• [Action item]:
Set down all of the entries exactly, leaving nothing out.

• [Supplied entries]:
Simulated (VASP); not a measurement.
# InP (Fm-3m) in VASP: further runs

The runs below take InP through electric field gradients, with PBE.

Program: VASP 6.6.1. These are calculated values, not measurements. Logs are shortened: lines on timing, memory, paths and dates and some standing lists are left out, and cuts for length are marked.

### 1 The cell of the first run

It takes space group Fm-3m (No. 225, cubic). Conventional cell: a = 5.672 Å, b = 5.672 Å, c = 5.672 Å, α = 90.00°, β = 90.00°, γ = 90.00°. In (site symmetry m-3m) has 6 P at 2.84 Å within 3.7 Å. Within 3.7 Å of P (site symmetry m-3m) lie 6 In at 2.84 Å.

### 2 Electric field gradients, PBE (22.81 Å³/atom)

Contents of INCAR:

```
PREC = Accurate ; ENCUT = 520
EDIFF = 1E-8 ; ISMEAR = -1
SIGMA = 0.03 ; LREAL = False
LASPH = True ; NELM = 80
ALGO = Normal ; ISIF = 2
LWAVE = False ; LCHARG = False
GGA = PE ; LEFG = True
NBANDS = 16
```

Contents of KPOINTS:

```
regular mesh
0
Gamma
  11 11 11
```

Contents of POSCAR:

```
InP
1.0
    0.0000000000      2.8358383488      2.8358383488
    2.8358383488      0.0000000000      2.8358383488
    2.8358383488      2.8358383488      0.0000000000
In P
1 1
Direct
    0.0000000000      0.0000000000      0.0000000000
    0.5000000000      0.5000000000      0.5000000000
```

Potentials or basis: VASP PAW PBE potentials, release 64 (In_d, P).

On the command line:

• [Exercise output]:
Simulated (VASP); not a measurement.
# InP (Fm-3m) in VASP: further runs

The runs below take InP through electric field gradients, with PBE.

Program: VASP 6.6.1. These are calculated values, not measurements. Logs are shortened: lines on timing, memory, paths and dates and some standing lists are left out, and cuts for length are marked.

### 1 The cell of the first run

It takes space group Fm-3m (No. 225, cubic). Conventional cell: a = 5.672 Å, b = 5.672 Å, c = 5.672 Å, α = 90.00°, β = 90.00°, γ = 90.00°. In (site symmetry m-3m) has 6 P at 2.84 Å within 3.7 Å. Within 3.7 Å of P (site symmetry m-3m) lie 6 In at 2.84 Å.

### 2 Electric field gradients, PBE (22.81 Å³/atom)

Contents of INCAR:

```
PREC = Accurate ; ENCUT = 520
EDIFF = 1E-8 ; ISMEAR = -1
SIGMA = 0.03 ; LREAL = False
LASPH = True ; NELM = 80
ALGO = Normal ; ISIF = 2
LWAVE = False ; LCHARG = False
GGA = PE ; LEFG = True
NBANDS = 16
```

Contents of KPOINTS:

```
regular mesh
0
Gamma
  11 11 11
```

Contents of POSCAR:

```
InP
1.0
    0.0000000000      2.8358383488      2.8358383488
    2.8358383488      0.0000000000      2.8358383488
    2.8358383488      2.8358383488      0.0000000000
In P
1 1
Direct
    0.0000000000      0.0000000000      0.0000000000
    0.5000000000      0.5000000000      0.5000000000
```

Potentials or basis: VASP PAW PBE potentials, release 64 (In_d, P).

On the command line:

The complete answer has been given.